### ASSIGNED TASK
All of the data needs to be reproduced with no alterations.

### INFORMATION GIVEN
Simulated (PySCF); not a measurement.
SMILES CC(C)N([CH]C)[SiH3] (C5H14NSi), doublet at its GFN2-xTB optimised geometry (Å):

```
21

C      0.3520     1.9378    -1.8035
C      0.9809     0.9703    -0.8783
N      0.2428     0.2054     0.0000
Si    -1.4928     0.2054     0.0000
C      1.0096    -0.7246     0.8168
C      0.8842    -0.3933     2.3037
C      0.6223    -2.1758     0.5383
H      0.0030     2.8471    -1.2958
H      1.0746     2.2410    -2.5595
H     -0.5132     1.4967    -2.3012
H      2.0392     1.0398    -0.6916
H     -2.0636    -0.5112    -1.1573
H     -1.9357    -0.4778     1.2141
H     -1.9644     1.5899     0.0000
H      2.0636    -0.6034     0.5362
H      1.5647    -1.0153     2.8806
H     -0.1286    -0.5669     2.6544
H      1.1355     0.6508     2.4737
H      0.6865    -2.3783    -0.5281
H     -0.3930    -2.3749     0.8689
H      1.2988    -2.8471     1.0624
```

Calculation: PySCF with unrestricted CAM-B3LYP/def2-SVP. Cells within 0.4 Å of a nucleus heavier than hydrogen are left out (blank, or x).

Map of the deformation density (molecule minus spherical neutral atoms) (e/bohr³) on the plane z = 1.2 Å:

### ANSWER SECTION
Simulated (PySCF); not a measurement.
SMILES CC(C)N([CH]C)[SiH3] (C5H14NSi), doublet at its GFN2-xTB optimised geometry (Å):

```
21

C      0.3520     1.9378    -1.8035
C      0.9809     0.9703    -0.8783
N      0.2428     0.2054     0.0000
Si    -1.4928     0.2054     0.0000
C      1.0096    -0.7246     0.8168
C      0.8842    -0.3933     2.3037
C      0.6223    -2.1758     0.5383
H      0.0030     2.8471    -1.2958
H      1.0746     2.2410    -2.5595
H     -0.5132     1.4967    -2.3012
H      2.0392     1.0398    -0.6916
H     -2.0636    -0.5112    -1.1573
H     -1.9357    -0.4778     1.2141
H     -1.9644     1.5899     0.0000
H      2.0636    -0.6034     0.5362
H      1.5647    -1.0153     2.8806
H     -0.1286    -0.5669     2.6544
H      1.1355     0.6508     2.4737
H      0.6865    -2.3783    -0.5281
H     -0.3930    -2.3749     0.8689
H      1.2988    -2.8471     1.0624
```

Calculation: PySCF with unrestricted CAM-B3LYP/def2-SVP. Cells within 0.4 Å of a nucleus heavier than hydrogen are left out (blank, or x).

Map of the deformation density (molecule minus spherical neutral atoms) (e/bohr³) on the plane z = 1.2 Å:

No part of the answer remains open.